Listed records ▸

- - - -

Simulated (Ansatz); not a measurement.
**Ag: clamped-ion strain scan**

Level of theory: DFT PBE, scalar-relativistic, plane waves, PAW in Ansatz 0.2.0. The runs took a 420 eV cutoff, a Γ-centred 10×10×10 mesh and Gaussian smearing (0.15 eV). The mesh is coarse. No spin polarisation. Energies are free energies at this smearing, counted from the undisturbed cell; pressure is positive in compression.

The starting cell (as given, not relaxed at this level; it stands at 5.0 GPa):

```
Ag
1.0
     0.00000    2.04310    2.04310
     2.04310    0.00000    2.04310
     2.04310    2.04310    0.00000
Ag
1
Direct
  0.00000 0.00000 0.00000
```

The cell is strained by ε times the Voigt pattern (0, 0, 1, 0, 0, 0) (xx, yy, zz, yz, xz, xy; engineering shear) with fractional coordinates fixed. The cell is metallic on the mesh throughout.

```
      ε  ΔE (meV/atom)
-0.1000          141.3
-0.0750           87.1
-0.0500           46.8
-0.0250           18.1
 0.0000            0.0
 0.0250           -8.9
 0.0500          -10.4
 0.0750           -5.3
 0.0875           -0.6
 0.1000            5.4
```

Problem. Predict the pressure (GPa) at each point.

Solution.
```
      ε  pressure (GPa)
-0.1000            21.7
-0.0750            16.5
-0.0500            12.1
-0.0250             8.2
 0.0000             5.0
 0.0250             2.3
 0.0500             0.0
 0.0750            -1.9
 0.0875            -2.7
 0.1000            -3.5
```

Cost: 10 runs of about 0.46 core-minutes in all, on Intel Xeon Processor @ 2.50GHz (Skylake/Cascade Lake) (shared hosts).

- - - -

Assignment ▸ Give back the records word for word. Start at the first line, end at the line containing "clamped-ion strain scan**", and include both.

Worked solution ▸
Simulated (Ansatz); not a measurement.
**Ag: clamped-ion strain scan**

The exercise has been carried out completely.